Work instruction ->
Give every line of the listing word for word, beginning at the first and including the line with "0.0, 0.0] μB |" as the last.

*** Information Section Begins ***

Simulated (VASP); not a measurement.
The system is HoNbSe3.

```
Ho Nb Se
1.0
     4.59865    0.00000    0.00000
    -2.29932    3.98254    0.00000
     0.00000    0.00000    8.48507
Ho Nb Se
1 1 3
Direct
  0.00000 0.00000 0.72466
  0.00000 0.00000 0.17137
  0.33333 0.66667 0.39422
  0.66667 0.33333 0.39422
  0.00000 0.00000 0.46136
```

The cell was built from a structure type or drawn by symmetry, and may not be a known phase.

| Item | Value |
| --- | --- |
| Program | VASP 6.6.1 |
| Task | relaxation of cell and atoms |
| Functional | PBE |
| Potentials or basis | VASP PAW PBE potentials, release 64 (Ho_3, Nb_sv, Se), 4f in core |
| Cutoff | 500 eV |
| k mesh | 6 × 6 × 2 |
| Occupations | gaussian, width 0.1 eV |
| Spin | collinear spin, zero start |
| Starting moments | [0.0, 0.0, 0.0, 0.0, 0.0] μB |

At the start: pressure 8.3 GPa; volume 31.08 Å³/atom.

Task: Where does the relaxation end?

*** Information Section Ends ***

Your response ->
Simulated (VASP); not a measurement.
The system is HoNbSe3.

```
Ho Nb Se
1.0
     4.59865    0.00000    0.00000
    -2.29932    3.98254    0.00000
     0.00000    0.00000    8.48507
Ho Nb Se
1 1 3
Direct
  0.00000 0.00000 0.72466
  0.00000 0.00000 0.17137
  0.33333 0.66667 0.39422
  0.66667 0.33333 0.39422
  0.00000 0.00000 0.46136
```

The cell was built from a structure type or drawn by symmetry, and may not be a known phase.

| Item | Value |
| --- | --- |
| Program | VASP 6.6.1 |
| Task | relaxation of cell and atoms |
| Functional | PBE |
| Potentials or basis | VASP PAW PBE potentials, release 64 (Ho_3, Nb_sv, Se), 4f in core |
| Cutoff | 500 eV |
| k mesh | 6 × 6 × 2 |
| Occupations | gaussian, width 0.1 eV |
| Spin | collinear spin, zero start |
| Starting moments | [0.0, 0.0, 0.0, 0.0, 0.0] μB |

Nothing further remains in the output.